Repeat the records exactly. Every line must match.

=== EXCERPTED RECORDS ===

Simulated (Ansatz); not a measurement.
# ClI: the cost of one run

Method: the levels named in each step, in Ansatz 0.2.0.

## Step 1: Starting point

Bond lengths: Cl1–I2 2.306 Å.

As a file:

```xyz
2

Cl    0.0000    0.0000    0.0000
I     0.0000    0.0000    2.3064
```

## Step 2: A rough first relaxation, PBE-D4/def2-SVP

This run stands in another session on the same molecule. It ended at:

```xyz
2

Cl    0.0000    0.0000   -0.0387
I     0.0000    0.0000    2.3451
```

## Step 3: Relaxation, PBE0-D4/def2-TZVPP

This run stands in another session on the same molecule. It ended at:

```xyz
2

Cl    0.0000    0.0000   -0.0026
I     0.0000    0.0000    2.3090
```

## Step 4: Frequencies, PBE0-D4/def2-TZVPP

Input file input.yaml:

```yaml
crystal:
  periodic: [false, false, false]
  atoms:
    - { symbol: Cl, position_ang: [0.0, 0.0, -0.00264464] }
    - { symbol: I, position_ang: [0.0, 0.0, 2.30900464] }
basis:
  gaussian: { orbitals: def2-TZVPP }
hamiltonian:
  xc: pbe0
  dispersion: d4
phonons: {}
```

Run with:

===

▶ _EXPECTED ANSWER_
Simulated (Ansatz); not a measurement.
# ClI: the cost of one run

Method: the levels named in each step, in Ansatz 0.2.0.

## Step 1: Starting point

Bond lengths: Cl1–I2 2.306 Å.

As a file:

```xyz
2

Cl    0.0000    0.0000    0.0000
I     0.0000    0.0000    2.3064
```

## Step 2: A rough first relaxation, PBE-D4/def2-SVP

This run stands in another session on the same molecule. It ended at:

```xyz
2

Cl    0.0000    0.0000   -0.0387
I     0.0000    0.0000    2.3451
```

## Step 3: Relaxation, PBE0-D4/def2-TZVPP

This run stands in another session on the same molecule. It ended at:

```xyz
2

Cl    0.0000    0.0000   -0.0026
I     0.0000    0.0000    2.3090
```

## Step 4: Frequencies, PBE0-D4/def2-TZVPP

Input file input.yaml:

```yaml
crystal:
  periodic: [false, false, false]
  atoms:
    - { symbol: Cl, position_ang: [0.0, 0.0, -0.00264464] }
    - { symbol: I, position_ang: [0.0, 0.0, 2.30900464] }
basis:
  gaussian: { orbitals: def2-TZVPP }
hamiltonian:
  xc: pbe0
  dispersion: d4
phonons: {}
```

Run with:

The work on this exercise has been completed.